Work item>
Set the data down again, exactly as it appears below.

Dataset excerpts>
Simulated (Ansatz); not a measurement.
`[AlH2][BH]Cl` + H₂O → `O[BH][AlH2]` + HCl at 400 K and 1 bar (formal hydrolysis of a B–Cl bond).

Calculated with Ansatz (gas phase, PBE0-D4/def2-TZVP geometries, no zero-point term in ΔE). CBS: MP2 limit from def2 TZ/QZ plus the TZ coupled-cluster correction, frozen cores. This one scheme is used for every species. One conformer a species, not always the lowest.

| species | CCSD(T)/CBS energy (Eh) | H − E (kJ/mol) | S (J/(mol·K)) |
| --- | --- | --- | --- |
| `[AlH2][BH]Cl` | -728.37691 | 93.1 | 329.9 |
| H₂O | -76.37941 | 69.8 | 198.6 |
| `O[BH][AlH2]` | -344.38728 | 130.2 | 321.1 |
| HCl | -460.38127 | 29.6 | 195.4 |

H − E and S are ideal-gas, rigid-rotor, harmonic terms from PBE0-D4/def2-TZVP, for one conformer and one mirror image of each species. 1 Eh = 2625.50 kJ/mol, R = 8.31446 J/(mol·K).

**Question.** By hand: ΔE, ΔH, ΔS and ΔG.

Written response>
Simulated (Ansatz); not a measurement.
`[AlH2][BH]Cl` + H₂O → `O[BH][AlH2]` + HCl at 400 K and 1 bar (formal hydrolysis of a B–Cl bond).

Calculated with Ansatz (gas phase, PBE0-D4/def2-TZVP geometries, no zero-point term in ΔE). CBS: MP2 limit from def2 TZ/QZ plus the TZ coupled-cluster correction, frozen cores. This one scheme is used for every species. One conformer a species, not always the lowest.

| species | CCSD(T)/CBS energy (Eh) | H − E (kJ/mol) | S (J/(mol·K)) |
| --- | --- | --- | --- |
| `[AlH2][BH]Cl` | -728.37691 | 93.1 | 329.9 |
| H₂O | -76.37941 | 69.8 | 198.6 |
| `O[BH][AlH2]` | -344.38728 | 130.2 | 321.1 |
| HCl | -460.38127 | 29.6 | 195.4 |

H − E and S are ideal-gas, rigid-rotor, harmonic terms from PBE0-D4/def2-TZVP, for one conformer and one mirror image of each species. 1 Eh = 2625.50 kJ/mol, R = 8.31446 J/(mol·K).

**Question.** By hand: ΔE, ΔH, ΔS and ΔG.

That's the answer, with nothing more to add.